Data for analysis
———

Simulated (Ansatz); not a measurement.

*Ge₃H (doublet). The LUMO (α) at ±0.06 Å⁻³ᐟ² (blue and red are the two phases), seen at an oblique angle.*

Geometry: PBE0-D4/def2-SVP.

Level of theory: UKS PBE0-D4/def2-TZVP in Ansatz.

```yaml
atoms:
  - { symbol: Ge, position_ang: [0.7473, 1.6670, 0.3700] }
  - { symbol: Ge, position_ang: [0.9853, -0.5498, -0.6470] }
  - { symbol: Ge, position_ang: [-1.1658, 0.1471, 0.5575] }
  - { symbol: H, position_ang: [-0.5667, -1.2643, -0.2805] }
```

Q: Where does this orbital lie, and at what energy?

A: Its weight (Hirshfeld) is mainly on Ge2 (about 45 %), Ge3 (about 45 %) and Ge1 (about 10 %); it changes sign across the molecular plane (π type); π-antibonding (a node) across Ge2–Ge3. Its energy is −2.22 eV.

———

Requirement
Print each entry precisely. Include every line.

Answer space
Simulated (Ansatz); not a measurement.

*Ge₃H (doublet). The LUMO (α) at ±0.06 Å⁻³ᐟ² (blue and red are the two phases), seen at an oblique angle.*

Geometry: PBE0-D4/def2-SVP.

Level of theory: UKS PBE0-D4/def2-TZVP in Ansatz.

```yaml
atoms:
  - { symbol: Ge, position_ang: [0.7473, 1.6670, 0.3700] }
  - { symbol: Ge, position_ang: [0.9853, -0.5498, -0.6470] }
  - { symbol: Ge, position_ang: [-1.1658, 0.1471, 0.5575] }
  - { symbol: H, position_ang: [-0.5667, -1.2643, -0.2805] }
```

Q: Where does this orbital lie, and at what energy?

A: Its weight (Hirshfeld) is mainly on Ge2 (about 45 %), Ge3 (about 45 %) and Ge1 (about 10 %); it changes sign across the molecular plane (π type); π-antibonding (a node) across Ge2–Ge3. Its energy is −2.22 eV.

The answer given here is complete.